# # # #

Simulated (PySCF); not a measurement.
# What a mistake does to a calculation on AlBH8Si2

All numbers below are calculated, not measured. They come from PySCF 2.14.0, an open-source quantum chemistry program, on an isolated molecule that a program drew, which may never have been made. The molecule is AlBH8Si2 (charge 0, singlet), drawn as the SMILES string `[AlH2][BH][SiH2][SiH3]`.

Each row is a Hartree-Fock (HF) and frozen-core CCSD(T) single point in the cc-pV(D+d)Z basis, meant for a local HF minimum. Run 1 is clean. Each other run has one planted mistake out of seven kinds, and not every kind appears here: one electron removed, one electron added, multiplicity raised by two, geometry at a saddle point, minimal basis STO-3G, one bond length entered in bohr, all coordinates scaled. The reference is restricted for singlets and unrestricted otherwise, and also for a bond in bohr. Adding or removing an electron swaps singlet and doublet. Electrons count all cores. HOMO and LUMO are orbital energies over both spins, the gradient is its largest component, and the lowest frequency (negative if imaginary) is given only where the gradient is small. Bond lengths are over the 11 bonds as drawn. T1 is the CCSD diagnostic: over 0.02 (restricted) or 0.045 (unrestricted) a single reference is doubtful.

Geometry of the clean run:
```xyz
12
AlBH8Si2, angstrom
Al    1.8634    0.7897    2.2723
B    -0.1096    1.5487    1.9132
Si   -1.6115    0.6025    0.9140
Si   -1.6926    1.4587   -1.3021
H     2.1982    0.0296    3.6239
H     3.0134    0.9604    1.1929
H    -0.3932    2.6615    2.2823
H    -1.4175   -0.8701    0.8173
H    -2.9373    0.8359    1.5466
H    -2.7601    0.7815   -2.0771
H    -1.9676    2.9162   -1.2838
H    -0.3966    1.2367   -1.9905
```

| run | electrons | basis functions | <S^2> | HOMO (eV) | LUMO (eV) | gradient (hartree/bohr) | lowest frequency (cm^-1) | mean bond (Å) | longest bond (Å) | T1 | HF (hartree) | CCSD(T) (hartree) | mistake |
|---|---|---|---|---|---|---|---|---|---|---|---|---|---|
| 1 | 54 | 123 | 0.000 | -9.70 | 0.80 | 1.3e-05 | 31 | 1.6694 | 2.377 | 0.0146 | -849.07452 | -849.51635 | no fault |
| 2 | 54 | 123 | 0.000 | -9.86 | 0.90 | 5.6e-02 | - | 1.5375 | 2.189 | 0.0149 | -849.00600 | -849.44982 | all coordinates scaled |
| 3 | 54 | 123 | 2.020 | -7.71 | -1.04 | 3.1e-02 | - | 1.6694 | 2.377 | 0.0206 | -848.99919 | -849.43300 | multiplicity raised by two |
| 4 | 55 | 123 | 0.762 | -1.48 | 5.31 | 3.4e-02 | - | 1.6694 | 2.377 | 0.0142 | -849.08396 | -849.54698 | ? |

# # # #

> Work item: Give an exact copy of the lines above, from the top of the records to the line that contains "(hartree) | mistake |", taking in both ends.

> Solution:
Simulated (PySCF); not a measurement.
# What a mistake does to a calculation on AlBH8Si2

All numbers below are calculated, not measured. They come from PySCF 2.14.0, an open-source quantum chemistry program, on an isolated molecule that a program drew, which may never have been made. The molecule is AlBH8Si2 (charge 0, singlet), drawn as the SMILES string `[AlH2][BH][SiH2][SiH3]`.

Each row is a Hartree-Fock (HF) and frozen-core CCSD(T) single point in the cc-pV(D+d)Z basis, meant for a local HF minimum. Run 1 is clean. Each other run has one planted mistake out of seven kinds, and not every kind appears here: one electron removed, one electron added, multiplicity raised by two, geometry at a saddle point, minimal basis STO-3G, one bond length entered in bohr, all coordinates scaled. The reference is restricted for singlets and unrestricted otherwise, and also for a bond in bohr. Adding or removing an electron swaps singlet and doublet. Electrons count all cores. HOMO and LUMO are orbital energies over both spins, the gradient is its largest component, and the lowest frequency (negative if imaginary) is given only where the gradient is small. Bond lengths are over the 11 bonds as drawn. T1 is the CCSD diagnostic: over 0.02 (restricted) or 0.045 (unrestricted) a single reference is doubtful.

Geometry of the clean run:
```xyz
12
AlBH8Si2, angstrom
Al    1.8634    0.7897    2.2723
B    -0.1096    1.5487    1.9132
Si   -1.6115    0.6025    0.9140
Si   -1.6926    1.4587   -1.3021
H     2.1982    0.0296    3.6239
H     3.0134    0.9604    1.1929
H    -0.3932    2.6615    2.2823
H    -1.4175   -0.8701    0.8173
H    -2.9373    0.8359    1.5466
H    -2.7601    0.7815   -2.0771
H    -1.9676    2.9162   -1.2838
H    -0.3966    1.2367   -1.9905
```

| run | electrons | basis functions | <S^2> | HOMO (eV) | LUMO (eV) | gradient (hartree/bohr) | lowest frequency (cm^-1) | mean bond (Å) | longest bond (Å) | T1 | HF (hartree) | CCSD(T) (hartree) | mistake |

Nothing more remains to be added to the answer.